## [PROVIDED RECORDS]
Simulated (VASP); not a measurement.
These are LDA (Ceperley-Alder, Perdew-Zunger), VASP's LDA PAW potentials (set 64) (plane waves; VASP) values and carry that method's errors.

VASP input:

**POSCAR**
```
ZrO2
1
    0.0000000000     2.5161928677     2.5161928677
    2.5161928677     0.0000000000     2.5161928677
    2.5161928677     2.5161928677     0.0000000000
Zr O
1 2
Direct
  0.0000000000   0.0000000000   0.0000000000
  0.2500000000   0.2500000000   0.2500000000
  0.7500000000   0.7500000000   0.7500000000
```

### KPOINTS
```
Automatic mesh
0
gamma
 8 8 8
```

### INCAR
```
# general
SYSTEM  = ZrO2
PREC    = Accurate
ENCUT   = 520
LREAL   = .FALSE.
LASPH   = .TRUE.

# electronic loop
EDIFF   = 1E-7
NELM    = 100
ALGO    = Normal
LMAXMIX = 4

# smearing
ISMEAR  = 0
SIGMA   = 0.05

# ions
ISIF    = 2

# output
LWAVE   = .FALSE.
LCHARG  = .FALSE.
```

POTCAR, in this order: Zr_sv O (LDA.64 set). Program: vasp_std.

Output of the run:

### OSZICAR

## [ACTION ITEM]
Restate the listing word for word, but only from its first line through the line with "Output of the", keeping both end lines.

## [EXERCISE SOLUTION]
Simulated (VASP); not a measurement.
These are LDA (Ceperley-Alder, Perdew-Zunger), VASP's LDA PAW potentials (set 64) (plane waves; VASP) values and carry that method's errors.

VASP input:

**POSCAR**
```
ZrO2
1
    0.0000000000     2.5161928677     2.5161928677
    2.5161928677     0.0000000000     2.5161928677
    2.5161928677     2.5161928677     0.0000000000
Zr O
1 2
Direct
  0.0000000000   0.0000000000   0.0000000000
  0.2500000000   0.2500000000   0.2500000000
  0.7500000000   0.7500000000   0.7500000000
```

### KPOINTS
```
Automatic mesh
0
gamma
 8 8 8
```

### INCAR
```
# general
SYSTEM  = ZrO2
PREC    = Accurate
ENCUT   = 520
LREAL   = .FALSE.
LASPH   = .TRUE.

# electronic loop
EDIFF   = 1E-7
NELM    = 100
ALGO    = Normal
LMAXMIX = 4

# smearing
ISMEAR  = 0
SIGMA   = 0.05

# ions
ISIF    = 2

# output
LWAVE   = .FALSE.
LCHARG  = .FALSE.
```

POTCAR, in this order: Zr_sv O (LDA.64 set). Program: vasp_std.

Output of the run:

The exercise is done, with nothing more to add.